#### MATERIAL PROVIDED ####

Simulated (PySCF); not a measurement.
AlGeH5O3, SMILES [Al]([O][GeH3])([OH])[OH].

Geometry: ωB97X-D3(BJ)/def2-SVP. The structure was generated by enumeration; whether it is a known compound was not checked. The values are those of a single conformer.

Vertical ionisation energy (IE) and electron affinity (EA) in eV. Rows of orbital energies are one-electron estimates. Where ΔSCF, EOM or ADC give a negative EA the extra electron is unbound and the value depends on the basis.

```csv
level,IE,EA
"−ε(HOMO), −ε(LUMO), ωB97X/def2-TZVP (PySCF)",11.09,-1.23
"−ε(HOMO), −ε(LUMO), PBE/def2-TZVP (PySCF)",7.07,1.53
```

####

> [ASSIGNED TASK]:
Each line from the top of the entries above through the line containing "Geometry: ωB97X-D3(BJ)/def2-SVP. The" must be transcribed exactly, and no other line may appear.

> [ANSWER SPACE]:
Simulated (PySCF); not a measurement.
AlGeH5O3, SMILES [Al]([O][GeH3])([OH])[OH].

Geometry: ωB97X-D3(BJ)/def2-SVP. The structure was generated by enumeration; whether it is a known compound was not checked. The values are those of a single conformer.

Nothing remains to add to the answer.